■ Source information ■
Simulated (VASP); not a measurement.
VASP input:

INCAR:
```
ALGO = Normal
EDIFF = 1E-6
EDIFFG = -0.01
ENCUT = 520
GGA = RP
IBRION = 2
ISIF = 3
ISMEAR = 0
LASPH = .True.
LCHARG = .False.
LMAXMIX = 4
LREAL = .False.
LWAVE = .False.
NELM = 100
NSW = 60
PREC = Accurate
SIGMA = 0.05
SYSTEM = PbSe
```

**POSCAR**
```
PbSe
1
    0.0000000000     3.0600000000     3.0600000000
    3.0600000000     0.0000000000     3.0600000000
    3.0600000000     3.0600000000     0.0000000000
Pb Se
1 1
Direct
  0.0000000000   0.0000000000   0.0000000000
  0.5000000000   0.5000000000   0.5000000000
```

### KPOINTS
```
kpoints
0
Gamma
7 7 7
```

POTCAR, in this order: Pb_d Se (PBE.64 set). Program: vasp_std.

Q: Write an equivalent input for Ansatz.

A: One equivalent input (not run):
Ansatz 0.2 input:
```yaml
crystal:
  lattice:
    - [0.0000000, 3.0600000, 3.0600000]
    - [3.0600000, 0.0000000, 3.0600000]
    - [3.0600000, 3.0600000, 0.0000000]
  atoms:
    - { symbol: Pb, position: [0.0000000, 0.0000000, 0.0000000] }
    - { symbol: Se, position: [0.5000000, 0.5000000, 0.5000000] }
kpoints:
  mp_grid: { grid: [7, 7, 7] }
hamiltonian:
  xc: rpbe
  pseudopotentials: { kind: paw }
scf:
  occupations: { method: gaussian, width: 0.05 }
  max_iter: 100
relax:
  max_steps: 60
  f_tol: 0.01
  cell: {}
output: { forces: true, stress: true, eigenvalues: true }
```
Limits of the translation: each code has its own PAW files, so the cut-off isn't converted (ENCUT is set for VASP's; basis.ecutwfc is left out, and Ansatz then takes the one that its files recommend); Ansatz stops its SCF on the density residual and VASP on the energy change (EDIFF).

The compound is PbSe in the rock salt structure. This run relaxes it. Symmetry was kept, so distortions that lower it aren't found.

■ Activity ■
Give back exactly the lines of the listing above, starting with its first line and ending with the line that holds "A: One equivalent".

■ Result ■
Simulated (VASP); not a measurement.
VASP input:

INCAR:
```
ALGO = Normal
EDIFF = 1E-6
EDIFFG = -0.01
ENCUT = 520
GGA = RP
IBRION = 2
ISIF = 3
ISMEAR = 0
LASPH = .True.
LCHARG = .False.
LMAXMIX = 4
LREAL = .False.
LWAVE = .False.
NELM = 100
NSW = 60
PREC = Accurate
SIGMA = 0.05
SYSTEM = PbSe
```

**POSCAR**
```
PbSe
1
    0.0000000000     3.0600000000     3.0600000000
    3.0600000000     0.0000000000     3.0600000000
    3.0600000000     3.0600000000     0.0000000000
Pb Se
1 1
Direct
  0.0000000000   0.0000000000   0.0000000000
  0.5000000000   0.5000000000   0.5000000000
```

### KPOINTS
```
kpoints
0
Gamma
7 7 7
```

POTCAR, in this order: Pb_d Se (PBE.64 set). Program: vasp_std.

Q: Write an equivalent input for Ansatz.

A: One equivalent input (not run):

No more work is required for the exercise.